/---

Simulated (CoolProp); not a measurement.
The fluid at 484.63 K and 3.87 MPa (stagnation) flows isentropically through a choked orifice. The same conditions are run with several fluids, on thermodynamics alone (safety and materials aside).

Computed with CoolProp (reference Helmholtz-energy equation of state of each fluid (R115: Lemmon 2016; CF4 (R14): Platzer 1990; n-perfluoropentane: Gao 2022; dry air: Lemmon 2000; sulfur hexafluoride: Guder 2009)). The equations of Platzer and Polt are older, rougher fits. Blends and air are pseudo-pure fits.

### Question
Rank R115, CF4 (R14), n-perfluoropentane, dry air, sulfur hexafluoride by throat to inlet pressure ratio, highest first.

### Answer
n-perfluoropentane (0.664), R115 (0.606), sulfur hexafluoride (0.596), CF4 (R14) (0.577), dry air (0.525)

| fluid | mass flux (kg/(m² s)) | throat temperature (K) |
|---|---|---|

\---

**ACTION ITEM:** Return the data from the top line through the bottom line exactly.

**YOUR RESPONSE:**
Simulated (CoolProp); not a measurement.
The fluid at 484.63 K and 3.87 MPa (stagnation) flows isentropically through a choked orifice. The same conditions are run with several fluids, on thermodynamics alone (safety and materials aside).

Computed with CoolProp (reference Helmholtz-energy equation of state of each fluid (R115: Lemmon 2016; CF4 (R14): Platzer 1990; n-perfluoropentane: Gao 2022; dry air: Lemmon 2000; sulfur hexafluoride: Guder 2009)). The equations of Platzer and Polt are older, rougher fits. Blends and air are pseudo-pure fits.

### Question
Rank R115, CF4 (R14), n-perfluoropentane, dry air, sulfur hexafluoride by throat to inlet pressure ratio, highest first.

### Answer
n-perfluoropentane (0.664), R115 (0.606), sulfur hexafluoride (0.596), CF4 (R14) (0.577), dry air (0.525)

| fluid | mass flux (kg/(m² s)) | throat temperature (K) |
|---|---|---|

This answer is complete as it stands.